**Activity**
Take the material below from its first line through the line containing "cell and atoms" and, please, write those lines again exactly.

----- Supplied information -----

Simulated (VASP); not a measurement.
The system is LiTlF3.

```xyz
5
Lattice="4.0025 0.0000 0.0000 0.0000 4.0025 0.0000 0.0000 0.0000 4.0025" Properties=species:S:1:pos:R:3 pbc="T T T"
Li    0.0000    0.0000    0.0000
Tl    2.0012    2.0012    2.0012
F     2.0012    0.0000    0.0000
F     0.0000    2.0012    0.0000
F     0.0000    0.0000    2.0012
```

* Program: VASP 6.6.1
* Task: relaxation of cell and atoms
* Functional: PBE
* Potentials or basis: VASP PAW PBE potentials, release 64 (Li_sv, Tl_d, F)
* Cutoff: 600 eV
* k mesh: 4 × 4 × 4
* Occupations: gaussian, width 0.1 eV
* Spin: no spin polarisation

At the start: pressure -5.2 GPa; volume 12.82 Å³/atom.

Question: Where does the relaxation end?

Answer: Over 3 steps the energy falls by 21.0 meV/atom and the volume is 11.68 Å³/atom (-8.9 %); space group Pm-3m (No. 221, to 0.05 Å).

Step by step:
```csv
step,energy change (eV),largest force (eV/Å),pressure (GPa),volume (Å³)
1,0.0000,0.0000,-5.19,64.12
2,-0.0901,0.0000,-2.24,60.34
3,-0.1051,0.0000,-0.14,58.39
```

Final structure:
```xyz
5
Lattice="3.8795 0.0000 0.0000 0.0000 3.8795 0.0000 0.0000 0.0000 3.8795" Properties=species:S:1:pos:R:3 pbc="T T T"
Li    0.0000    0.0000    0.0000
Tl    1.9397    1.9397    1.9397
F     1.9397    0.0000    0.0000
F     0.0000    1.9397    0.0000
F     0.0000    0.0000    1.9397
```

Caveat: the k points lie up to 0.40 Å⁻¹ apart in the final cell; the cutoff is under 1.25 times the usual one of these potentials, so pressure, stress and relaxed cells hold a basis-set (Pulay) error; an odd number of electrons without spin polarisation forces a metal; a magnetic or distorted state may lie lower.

-----

**Written solution**
Simulated (VASP); not a measurement.
The system is LiTlF3.

```xyz
5
Lattice="4.0025 0.0000 0.0000 0.0000 4.0025 0.0000 0.0000 0.0000 4.0025" Properties=species:S:1:pos:R:3 pbc="T T T"
Li    0.0000    0.0000    0.0000
Tl    2.0012    2.0012    2.0012
F     2.0012    0.0000    0.0000
F     0.0000    2.0012    0.0000
F     0.0000    0.0000    2.0012
```

* Program: VASP 6.6.1
* Task: relaxation of cell and atoms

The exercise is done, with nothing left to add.